REQUIREMENT
Output every record below precisely as it is written.

•••

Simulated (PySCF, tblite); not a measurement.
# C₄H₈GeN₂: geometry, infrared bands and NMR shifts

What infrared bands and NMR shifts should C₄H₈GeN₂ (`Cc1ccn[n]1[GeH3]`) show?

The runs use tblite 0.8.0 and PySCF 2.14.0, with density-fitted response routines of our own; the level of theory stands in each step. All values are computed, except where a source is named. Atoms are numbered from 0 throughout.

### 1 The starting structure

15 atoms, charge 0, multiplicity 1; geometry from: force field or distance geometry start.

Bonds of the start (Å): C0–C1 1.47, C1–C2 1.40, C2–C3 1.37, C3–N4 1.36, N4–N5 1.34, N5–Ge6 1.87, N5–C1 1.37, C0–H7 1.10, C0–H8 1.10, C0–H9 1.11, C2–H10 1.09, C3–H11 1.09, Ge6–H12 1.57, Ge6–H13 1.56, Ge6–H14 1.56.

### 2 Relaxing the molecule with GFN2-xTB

•••

WRITTEN SOLUTION
Simulated (PySCF, tblite); not a measurement.
# C₄H₈GeN₂: geometry, infrared bands and NMR shifts

What infrared bands and NMR shifts should C₄H₈GeN₂ (`Cc1ccn[n]1[GeH3]`) show?

The runs use tblite 0.8.0 and PySCF 2.14.0, with density-fitted response routines of our own; the level of theory stands in each step. All values are computed, except where a source is named. Atoms are numbered from 0 throughout.

### 1 The starting structure

15 atoms, charge 0, multiplicity 1; geometry from: force field or distance geometry start.

Bonds of the start (Å): C0–C1 1.47, C1–C2 1.40, C2–C3 1.37, C3–N4 1.36, N4–N5 1.34, N5–Ge6 1.87, N5–C1 1.37, C0–H7 1.10, C0–H8 1.10, C0–H9 1.11, C2–H10 1.09, C3–H11 1.09, Ge6–H12 1.57, Ge6–H13 1.56, Ge6–H14 1.56.

### 2 Relaxing the molecule with GFN2-xTB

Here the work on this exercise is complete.